--- BRIEF ---
The records below are to be duplicated exactly as they appear.

--- DATA FOR REVIEW ---
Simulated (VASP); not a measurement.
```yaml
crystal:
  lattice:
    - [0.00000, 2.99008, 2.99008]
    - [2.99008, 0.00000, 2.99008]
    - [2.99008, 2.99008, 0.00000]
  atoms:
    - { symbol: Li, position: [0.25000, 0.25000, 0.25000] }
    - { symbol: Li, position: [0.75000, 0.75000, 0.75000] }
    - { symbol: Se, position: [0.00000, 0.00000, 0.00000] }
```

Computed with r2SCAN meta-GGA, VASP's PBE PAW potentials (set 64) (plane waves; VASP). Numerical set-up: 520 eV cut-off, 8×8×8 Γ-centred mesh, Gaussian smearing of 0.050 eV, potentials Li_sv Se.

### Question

--- EXPECTED ANSWER ---
Simulated (VASP); not a measurement.
```yaml
crystal:
  lattice:
    - [0.00000, 2.99008, 2.99008]
    - [2.99008, 0.00000, 2.99008]
    - [2.99008, 2.99008, 0.00000]
  atoms:
    - { symbol: Li, position: [0.25000, 0.25000, 0.25000] }
    - { symbol: Li, position: [0.75000, 0.75000, 0.75000] }
    - { symbol: Se, position: [0.00000, 0.00000, 0.00000] }
```

Computed with r2SCAN meta-GGA, VASP's PBE PAW potentials (set 64) (plane waves; VASP). Numerical set-up: 520 eV cut-off, 8×8×8 Γ-centred mesh, Gaussian smearing of 0.050 eV, potentials Li_sv Se.

### Question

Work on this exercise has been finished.